§ **WORK TASK**
Output, without any change, the listing below from its opening line up to and including the line with "Si 3.28 14.208 1.6 0.057 0.044 0.078".

§ **RECORD EXCERPTS**
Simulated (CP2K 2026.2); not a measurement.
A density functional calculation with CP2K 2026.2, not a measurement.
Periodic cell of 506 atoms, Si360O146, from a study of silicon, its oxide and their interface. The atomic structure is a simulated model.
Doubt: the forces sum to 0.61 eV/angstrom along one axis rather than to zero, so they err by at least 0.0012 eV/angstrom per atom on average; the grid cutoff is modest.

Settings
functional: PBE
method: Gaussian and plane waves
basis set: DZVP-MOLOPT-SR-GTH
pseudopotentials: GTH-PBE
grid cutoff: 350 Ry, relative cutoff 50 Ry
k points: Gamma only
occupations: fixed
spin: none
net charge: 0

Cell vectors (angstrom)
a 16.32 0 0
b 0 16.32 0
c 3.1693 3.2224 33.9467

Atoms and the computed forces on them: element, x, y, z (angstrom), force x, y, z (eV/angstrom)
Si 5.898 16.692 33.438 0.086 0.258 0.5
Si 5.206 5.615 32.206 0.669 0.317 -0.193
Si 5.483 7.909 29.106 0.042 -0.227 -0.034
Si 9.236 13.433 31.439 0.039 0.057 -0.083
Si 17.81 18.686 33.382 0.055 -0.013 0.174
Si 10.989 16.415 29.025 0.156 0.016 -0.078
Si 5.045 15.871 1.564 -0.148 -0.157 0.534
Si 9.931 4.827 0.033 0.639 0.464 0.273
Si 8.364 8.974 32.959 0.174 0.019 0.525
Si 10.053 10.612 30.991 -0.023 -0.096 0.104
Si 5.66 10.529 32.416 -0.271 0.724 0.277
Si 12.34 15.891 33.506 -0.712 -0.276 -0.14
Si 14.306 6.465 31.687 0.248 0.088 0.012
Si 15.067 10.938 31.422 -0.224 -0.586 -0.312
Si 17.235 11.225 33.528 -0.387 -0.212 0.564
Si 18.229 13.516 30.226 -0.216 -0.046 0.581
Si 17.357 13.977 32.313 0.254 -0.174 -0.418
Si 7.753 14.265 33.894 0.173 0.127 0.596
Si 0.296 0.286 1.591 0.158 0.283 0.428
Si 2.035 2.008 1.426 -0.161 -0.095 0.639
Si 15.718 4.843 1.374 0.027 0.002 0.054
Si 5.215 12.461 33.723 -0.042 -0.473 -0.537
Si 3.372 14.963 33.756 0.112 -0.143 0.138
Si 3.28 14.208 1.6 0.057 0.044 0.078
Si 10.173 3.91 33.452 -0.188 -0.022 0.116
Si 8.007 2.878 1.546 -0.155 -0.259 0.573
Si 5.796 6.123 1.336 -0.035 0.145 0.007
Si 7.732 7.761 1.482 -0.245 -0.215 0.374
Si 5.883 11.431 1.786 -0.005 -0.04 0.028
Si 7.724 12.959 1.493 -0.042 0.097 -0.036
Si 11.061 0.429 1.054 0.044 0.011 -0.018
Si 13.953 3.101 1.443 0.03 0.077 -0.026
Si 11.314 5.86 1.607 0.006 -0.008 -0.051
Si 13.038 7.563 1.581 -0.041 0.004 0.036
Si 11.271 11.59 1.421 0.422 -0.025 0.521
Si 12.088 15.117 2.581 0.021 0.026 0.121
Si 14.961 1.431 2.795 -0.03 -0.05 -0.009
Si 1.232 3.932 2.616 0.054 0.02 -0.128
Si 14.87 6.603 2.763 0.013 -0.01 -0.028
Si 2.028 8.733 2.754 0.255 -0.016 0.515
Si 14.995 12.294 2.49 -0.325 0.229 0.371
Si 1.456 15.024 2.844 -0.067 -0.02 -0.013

§ **WRITTEN ANSWER**
Simulated (CP2K 2026.2); not a measurement.
A density functional calculation with CP2K 2026.2, not a measurement.
Periodic cell of 506 atoms, Si360O146, from a study of silicon, its oxide and their interface. The atomic structure is a simulated model.
Doubt: the forces sum to 0.61 eV/angstrom along one axis rather than to zero, so they err by at least 0.0012 eV/angstrom per atom on average; the grid cutoff is modest.

Settings
functional: PBE
method: Gaussian and plane waves
basis set: DZVP-MOLOPT-SR-GTH
pseudopotentials: GTH-PBE
grid cutoff: 350 Ry, relative cutoff 50 Ry
k points: Gamma only
occupations: fixed
spin: none
net charge: 0

Cell vectors (angstrom)
a 16.32 0 0
b 0 16.32 0
c 3.1693 3.2224 33.9467

Atoms and the computed forces on them: element, x, y, z (angstrom), force x, y, z (eV/angstrom)
Si 5.898 16.692 33.438 0.086 0.258 0.5
Si 5.206 5.615 32.206 0.669 0.317 -0.193
Si 5.483 7.909 29.106 0.042 -0.227 -0.034
Si 9.236 13.433 31.439 0.039 0.057 -0.083
Si 17.81 18.686 33.382 0.055 -0.013 0.174
Si 10.989 16.415 29.025 0.156 0.016 -0.078
Si 5.045 15.871 1.564 -0.148 -0.157 0.534
Si 9.931 4.827 0.033 0.639 0.464 0.273
Si 8.364 8.974 32.959 0.174 0.019 0.525
Si 10.053 10.612 30.991 -0.023 -0.096 0.104
Si 5.66 10.529 32.416 -0.271 0.724 0.277
Si 12.34 15.891 33.506 -0.712 -0.276 -0.14
Si 14.306 6.465 31.687 0.248 0.088 0.012
Si 15.067 10.938 31.422 -0.224 -0.586 -0.312
Si 17.235 11.225 33.528 -0.387 -0.212 0.564
Si 18.229 13.516 30.226 -0.216 -0.046 0.581
Si 17.357 13.977 32.313 0.254 -0.174 -0.418
Si 7.753 14.265 33.894 0.173 0.127 0.596
Si 0.296 0.286 1.591 0.158 0.283 0.428
Si 2.035 2.008 1.426 -0.161 -0.095 0.639
Si 15.718 4.843 1.374 0.027 0.002 0.054
Si 5.215 12.461 33.723 -0.042 -0.473 -0.537
Si 3.372 14.963 33.756 0.112 -0.143 0.138
Si 3.28 14.208 1.6 0.057 0.044 0.078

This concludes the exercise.